◆ Work request
With nothing added or dropped, output every record below exactly.

Content starts
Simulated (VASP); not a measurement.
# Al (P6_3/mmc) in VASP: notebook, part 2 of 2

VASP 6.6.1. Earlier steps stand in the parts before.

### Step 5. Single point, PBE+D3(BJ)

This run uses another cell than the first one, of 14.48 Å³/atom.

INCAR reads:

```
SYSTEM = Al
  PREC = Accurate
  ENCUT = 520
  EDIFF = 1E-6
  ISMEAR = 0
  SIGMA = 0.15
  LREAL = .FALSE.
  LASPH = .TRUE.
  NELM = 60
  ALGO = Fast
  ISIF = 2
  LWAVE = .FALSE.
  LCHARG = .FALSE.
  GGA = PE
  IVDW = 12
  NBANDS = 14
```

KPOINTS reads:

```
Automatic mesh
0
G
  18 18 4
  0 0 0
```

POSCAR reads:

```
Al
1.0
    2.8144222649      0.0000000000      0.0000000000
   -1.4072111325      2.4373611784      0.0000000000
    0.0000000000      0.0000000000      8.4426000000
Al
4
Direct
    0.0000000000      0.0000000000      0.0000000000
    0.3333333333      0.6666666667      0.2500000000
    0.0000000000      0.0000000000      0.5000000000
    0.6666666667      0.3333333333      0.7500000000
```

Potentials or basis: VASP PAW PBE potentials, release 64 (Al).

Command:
Content ends

◆ Task output
Simulated (VASP); not a measurement.
# Al (P6_3/mmc) in VASP: notebook, part 2 of 2

VASP 6.6.1. Earlier steps stand in the parts before.

### Step 5. Single point, PBE+D3(BJ)

This run uses another cell than the first one, of 14.48 Å³/atom.

INCAR reads:

```
SYSTEM = Al
  PREC = Accurate
  ENCUT = 520
  EDIFF = 1E-6
  ISMEAR = 0
  SIGMA = 0.15
  LREAL = .FALSE.
  LASPH = .TRUE.
  NELM = 60
  ALGO = Fast
  ISIF = 2
  LWAVE = .FALSE.
  LCHARG = .FALSE.
  GGA = PE
  IVDW = 12
  NBANDS = 14
```

KPOINTS reads:

```
Automatic mesh
0
G
  18 18 4
  0 0 0
```

POSCAR reads:

```
Al
1.0
    2.8144222649      0.0000000000      0.0000000000
   -1.4072111325      2.4373611784      0.0000000000
    0.0000000000      0.0000000000      8.4426000000
Al
4
Direct
    0.0000000000      0.0000000000      0.0000000000
    0.3333333333      0.6666666667      0.2500000000
    0.0000000000      0.0000000000      0.5000000000
    0.6666666667      0.3333333333      0.7500000000
```

Potentials or basis: VASP PAW PBE potentials, release 64 (Al).

Command:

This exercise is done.